> _ACTION ITEM_:
Print the listing once more, exactly as written.

┌─ DATA

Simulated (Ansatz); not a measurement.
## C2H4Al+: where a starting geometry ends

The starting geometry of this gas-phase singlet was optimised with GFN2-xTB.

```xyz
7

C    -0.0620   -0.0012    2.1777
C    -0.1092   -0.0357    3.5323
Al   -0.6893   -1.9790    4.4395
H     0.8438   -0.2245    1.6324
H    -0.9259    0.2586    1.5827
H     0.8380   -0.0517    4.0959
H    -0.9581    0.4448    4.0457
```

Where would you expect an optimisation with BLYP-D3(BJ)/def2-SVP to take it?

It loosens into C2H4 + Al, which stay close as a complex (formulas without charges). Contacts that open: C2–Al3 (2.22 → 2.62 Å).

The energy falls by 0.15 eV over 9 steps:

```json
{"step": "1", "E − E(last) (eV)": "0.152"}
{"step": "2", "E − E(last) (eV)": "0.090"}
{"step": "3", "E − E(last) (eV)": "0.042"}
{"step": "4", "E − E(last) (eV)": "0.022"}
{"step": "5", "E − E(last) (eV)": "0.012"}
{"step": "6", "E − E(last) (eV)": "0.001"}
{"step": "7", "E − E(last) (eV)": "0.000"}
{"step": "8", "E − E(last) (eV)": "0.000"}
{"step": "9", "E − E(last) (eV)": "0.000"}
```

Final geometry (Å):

└─

> _REPLY_:
Simulated (Ansatz); not a measurement.
## C2H4Al+: where a starting geometry ends

The starting geometry of this gas-phase singlet was optimised with GFN2-xTB.

```xyz
7

C    -0.0620   -0.0012    2.1777
C    -0.1092   -0.0357    3.5323
Al   -0.6893   -1.9790    4.4395
H     0.8438   -0.2245    1.6324
H    -0.9259    0.2586    1.5827
H     0.8380   -0.0517    4.0959
H    -0.9581    0.4448    4.0457
```

Where would you expect an optimisation with BLYP-D3(BJ)/def2-SVP to take it?

It loosens into C2H4 + Al, which stay close as a complex (formulas without charges). Contacts that open: C2–Al3 (2.22 → 2.62 Å).

The energy falls by 0.15 eV over 9 steps:

```json
{"step": "1", "E − E(last) (eV)": "0.152"}
{"step": "2", "E − E(last) (eV)": "0.090"}
{"step": "3", "E − E(last) (eV)": "0.042"}
{"step": "4", "E − E(last) (eV)": "0.022"}
{"step": "5", "E − E(last) (eV)": "0.012"}
{"step": "6", "E − E(last) (eV)": "0.001"}
{"step": "7", "E − E(last) (eV)": "0.000"}
{"step": "8", "E − E(last) (eV)": "0.000"}
{"step": "9", "E − E(last) (eV)": "0.000"}
```

Final geometry (Å):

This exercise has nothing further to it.